- **WORK TASK**
From the first line of the entries below, reproduce everything exactly through the line with "These are PySCF", and nothing more.

- **RAW DATA**
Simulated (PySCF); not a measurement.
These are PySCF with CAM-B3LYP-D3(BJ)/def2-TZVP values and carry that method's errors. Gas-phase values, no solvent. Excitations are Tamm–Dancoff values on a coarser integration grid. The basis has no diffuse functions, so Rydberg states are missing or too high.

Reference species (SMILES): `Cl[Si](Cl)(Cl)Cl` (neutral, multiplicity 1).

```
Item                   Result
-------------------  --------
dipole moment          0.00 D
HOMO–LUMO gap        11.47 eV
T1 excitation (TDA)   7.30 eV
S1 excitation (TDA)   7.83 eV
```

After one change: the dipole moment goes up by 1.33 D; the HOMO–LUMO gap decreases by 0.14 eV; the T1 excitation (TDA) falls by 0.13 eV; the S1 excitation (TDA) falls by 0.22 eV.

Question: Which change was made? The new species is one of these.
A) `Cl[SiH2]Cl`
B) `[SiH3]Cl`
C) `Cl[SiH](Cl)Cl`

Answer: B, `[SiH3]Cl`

- **ANSWER BOX**
Simulated (PySCF); not a measurement.
These are PySCF with CAM-B3LYP-D3(BJ)/def2-TZVP values and carry that method's errors. Gas-phase values, no solvent. Excitations are Tamm–Dancoff values on a coarser integration grid. The basis has no diffuse functions, so Rydberg states are missing or too high.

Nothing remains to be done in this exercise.